--- ASSIGNED TASK ---
Reproduce all of the material, keeping each line intact.

=== Section Start ===
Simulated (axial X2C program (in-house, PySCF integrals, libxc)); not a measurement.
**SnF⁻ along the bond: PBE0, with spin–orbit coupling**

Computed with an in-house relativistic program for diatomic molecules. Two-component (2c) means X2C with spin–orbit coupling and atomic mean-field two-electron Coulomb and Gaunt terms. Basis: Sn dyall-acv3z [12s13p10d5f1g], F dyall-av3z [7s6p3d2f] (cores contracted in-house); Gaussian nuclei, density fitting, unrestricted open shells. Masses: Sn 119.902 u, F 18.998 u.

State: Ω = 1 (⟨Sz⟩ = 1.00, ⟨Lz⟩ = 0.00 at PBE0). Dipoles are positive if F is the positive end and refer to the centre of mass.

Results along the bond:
=== Section End ===

--- RESPONSE AREA ---
Simulated (axial X2C program (in-house, PySCF integrals, libxc)); not a measurement.
**SnF⁻ along the bond: PBE0, with spin–orbit coupling**

Computed with an in-house relativistic program for diatomic molecules. Two-component (2c) means X2C with spin–orbit coupling and atomic mean-field two-electron Coulomb and Gaunt terms. Basis: Sn dyall-acv3z [12s13p10d5f1g], F dyall-av3z [7s6p3d2f] (cores contracted in-house); Gaussian nuclei, density fitting, unrestricted open shells. Masses: Sn 119.902 u, F 18.998 u.

State: Ω = 1 (⟨Sz⟩ = 1.00, ⟨Lz⟩ = 0.00 at PBE0). Dipoles are positive if F is the positive end and refer to the centre of mass.

Results along the bond:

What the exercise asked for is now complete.